Brief -
Write out every entry exactly as it appears.

Data shown -

Start of Block

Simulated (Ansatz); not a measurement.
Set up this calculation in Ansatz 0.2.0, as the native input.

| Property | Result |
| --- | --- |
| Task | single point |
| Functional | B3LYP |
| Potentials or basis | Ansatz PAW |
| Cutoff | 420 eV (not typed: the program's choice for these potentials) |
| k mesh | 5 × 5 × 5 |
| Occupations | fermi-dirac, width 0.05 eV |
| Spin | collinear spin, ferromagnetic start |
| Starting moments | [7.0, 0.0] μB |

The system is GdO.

End of Block

Result -
Simulated (Ansatz); not a measurement.
Set up this calculation in Ansatz 0.2.0, as the native input.

| Property | Result |
| --- | --- |
| Task | single point |
| Functional | B3LYP |
| Potentials or basis | Ansatz PAW |
| Cutoff | 420 eV (not typed: the program's choice for these potentials) |
| k mesh | 5 × 5 × 5 |
| Occupations | fermi-dirac, width 0.05 eV |
| Spin | collinear spin, ferromagnetic start |
| Starting moments | [7.0, 0.0] μB |

The system is GdO.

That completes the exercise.